- **LISTED RECORDS**:
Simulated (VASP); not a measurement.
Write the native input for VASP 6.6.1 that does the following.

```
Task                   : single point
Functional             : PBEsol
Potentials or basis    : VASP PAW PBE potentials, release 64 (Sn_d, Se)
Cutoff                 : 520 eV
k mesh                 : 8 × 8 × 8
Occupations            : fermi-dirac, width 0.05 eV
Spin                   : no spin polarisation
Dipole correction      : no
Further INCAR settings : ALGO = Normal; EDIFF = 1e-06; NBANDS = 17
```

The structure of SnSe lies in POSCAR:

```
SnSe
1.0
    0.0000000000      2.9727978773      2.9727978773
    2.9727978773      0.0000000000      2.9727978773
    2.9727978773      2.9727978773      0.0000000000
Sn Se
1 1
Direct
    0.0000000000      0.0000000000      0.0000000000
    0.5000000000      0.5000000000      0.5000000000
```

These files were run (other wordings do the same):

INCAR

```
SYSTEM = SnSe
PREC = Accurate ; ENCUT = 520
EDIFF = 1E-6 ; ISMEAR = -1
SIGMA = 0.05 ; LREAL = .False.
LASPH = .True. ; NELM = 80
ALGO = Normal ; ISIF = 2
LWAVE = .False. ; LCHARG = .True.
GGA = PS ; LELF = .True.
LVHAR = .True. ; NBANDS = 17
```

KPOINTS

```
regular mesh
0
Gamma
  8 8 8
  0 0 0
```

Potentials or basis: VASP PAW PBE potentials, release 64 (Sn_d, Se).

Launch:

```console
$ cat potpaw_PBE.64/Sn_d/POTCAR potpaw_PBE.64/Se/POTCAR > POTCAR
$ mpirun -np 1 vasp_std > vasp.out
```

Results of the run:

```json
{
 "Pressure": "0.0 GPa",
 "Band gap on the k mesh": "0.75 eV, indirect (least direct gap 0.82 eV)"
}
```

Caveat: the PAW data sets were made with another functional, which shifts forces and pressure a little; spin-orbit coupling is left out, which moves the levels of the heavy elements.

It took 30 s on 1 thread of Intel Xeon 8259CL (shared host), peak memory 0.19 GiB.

- **ASSIGNED TASK**:
All lines above from the one containing "Write the native" to the one containing "Caveat: the PAW" must be repeated exactly, both lines included, and no others.

- **TASK ANSWER**:
Write the native input for VASP 6.6.1 that does the following.

```
Task                   : single point
Functional             : PBEsol
Potentials or basis    : VASP PAW PBE potentials, release 64 (Sn_d, Se)
Cutoff                 : 520 eV
k mesh                 : 8 × 8 × 8
Occupations            : fermi-dirac, width 0.05 eV
Spin                   : no spin polarisation
Dipole correction      : no
Further INCAR settings : ALGO = Normal; EDIFF = 1e-06; NBANDS = 17
```

The structure of SnSe lies in POSCAR:

```
SnSe
1.0
    0.0000000000      2.9727978773      2.9727978773
    2.9727978773      0.0000000000      2.9727978773
    2.9727978773      2.9727978773      0.0000000000
Sn Se
1 1
Direct
    0.0000000000      0.0000000000      0.0000000000
    0.5000000000      0.5000000000      0.5000000000
```

These files were run (other wordings do the same):

INCAR

```
SYSTEM = SnSe
PREC = Accurate ; ENCUT = 520
EDIFF = 1E-6 ; ISMEAR = -1
SIGMA = 0.05 ; LREAL = .False.
LASPH = .True. ; NELM = 80
ALGO = Normal ; ISIF = 2
LWAVE = .False. ; LCHARG = .True.
GGA = PS ; LELF = .True.
LVHAR = .True. ; NBANDS = 17
```

KPOINTS

```
regular mesh
0
Gamma
  8 8 8
  0 0 0
```

Potentials or basis: VASP PAW PBE potentials, release 64 (Sn_d, Se).

Launch:

```console
$ cat potpaw_PBE.64/Sn_d/POTCAR potpaw_PBE.64/Se/POTCAR > POTCAR
$ mpirun -np 1 vasp_std > vasp.out
```

Results of the run:

```json
{
 "Pressure": "0.0 GPa",
 "Band gap on the k mesh": "0.75 eV, indirect (least direct gap 0.82 eV)"
}
```

Caveat: the PAW data sets were made with another functional, which shifts forces and pressure a little; spin-orbit coupling is left out, which moves the levels of the heavy elements.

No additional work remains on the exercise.